····················

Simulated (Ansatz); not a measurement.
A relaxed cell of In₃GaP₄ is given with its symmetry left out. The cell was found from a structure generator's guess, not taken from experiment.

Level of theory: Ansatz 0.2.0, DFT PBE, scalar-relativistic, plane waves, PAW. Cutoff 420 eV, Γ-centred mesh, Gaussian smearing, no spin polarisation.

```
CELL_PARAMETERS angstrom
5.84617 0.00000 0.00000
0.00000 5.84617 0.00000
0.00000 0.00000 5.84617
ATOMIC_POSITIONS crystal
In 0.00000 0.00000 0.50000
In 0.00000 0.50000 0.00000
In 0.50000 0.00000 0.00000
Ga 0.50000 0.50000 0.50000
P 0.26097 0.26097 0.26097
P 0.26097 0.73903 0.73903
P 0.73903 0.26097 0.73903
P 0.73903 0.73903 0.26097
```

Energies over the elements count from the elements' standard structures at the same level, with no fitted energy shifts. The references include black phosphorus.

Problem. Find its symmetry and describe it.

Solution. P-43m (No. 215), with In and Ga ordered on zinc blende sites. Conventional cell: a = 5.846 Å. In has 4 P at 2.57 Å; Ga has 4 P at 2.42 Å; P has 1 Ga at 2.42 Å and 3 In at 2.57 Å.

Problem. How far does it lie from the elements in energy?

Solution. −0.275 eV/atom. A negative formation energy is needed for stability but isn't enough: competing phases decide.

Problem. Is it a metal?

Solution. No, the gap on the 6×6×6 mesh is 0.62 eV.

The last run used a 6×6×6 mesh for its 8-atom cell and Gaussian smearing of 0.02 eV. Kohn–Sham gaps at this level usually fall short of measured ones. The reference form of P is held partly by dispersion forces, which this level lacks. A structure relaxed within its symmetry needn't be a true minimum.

····················

Exercise> What is asked for is an exact copy of the lines above from the one containing "Energies over the" through the one containing "Problem. Find its symmetry and describe it.", and only those.

Exercise solution>
Energies over the elements count from the elements' standard structures at the same level, with no fitted energy shifts. The references include black phosphorus.

Problem. Find its symmetry and describe it.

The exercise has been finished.